-- Source information --
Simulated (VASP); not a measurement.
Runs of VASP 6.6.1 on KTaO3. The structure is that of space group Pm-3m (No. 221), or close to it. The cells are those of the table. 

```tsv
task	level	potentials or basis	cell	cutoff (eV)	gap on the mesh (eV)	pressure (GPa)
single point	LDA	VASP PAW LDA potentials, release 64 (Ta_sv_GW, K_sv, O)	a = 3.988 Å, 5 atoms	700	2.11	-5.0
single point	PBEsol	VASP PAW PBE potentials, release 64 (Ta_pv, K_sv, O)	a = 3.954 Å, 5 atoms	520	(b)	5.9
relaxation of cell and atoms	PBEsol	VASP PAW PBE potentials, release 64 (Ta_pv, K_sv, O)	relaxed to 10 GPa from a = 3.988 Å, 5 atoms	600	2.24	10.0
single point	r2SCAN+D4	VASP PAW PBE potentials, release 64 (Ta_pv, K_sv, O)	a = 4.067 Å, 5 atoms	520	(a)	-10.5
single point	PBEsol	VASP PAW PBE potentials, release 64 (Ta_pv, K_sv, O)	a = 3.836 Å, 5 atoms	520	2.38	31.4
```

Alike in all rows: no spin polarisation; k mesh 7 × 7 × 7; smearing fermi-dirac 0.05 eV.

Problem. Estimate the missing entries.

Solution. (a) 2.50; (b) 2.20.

-- Work order --
Would you restate each line of the material above word for word?

-- Answer space --
Simulated (VASP); not a measurement.
Runs of VASP 6.6.1 on KTaO3. The structure is that of space group Pm-3m (No. 221), or close to it. The cells are those of the table. 

```tsv
task	level	potentials or basis	cell	cutoff (eV)	gap on the mesh (eV)	pressure (GPa)
single point	LDA	VASP PAW LDA potentials, release 64 (Ta_sv_GW, K_sv, O)	a = 3.988 Å, 5 atoms	700	2.11	-5.0
single point	PBEsol	VASP PAW PBE potentials, release 64 (Ta_pv, K_sv, O)	a = 3.954 Å, 5 atoms	520	(b)	5.9
relaxation of cell and atoms	PBEsol	VASP PAW PBE potentials, release 64 (Ta_pv, K_sv, O)	relaxed to 10 GPa from a = 3.988 Å, 5 atoms	600	2.24	10.0
single point	r2SCAN+D4	VASP PAW PBE potentials, release 64 (Ta_pv, K_sv, O)	a = 4.067 Å, 5 atoms	520	(a)	-10.5
single point	PBEsol	VASP PAW PBE potentials, release 64 (Ta_pv, K_sv, O)	a = 3.836 Å, 5 atoms	520	2.38	31.4
```

Alike in all rows: no spin polarisation; k mesh 7 × 7 × 7; smearing fermi-dirac 0.05 eV.

Problem. Estimate the missing entries.

Solution. (a) 2.50; (b) 2.20.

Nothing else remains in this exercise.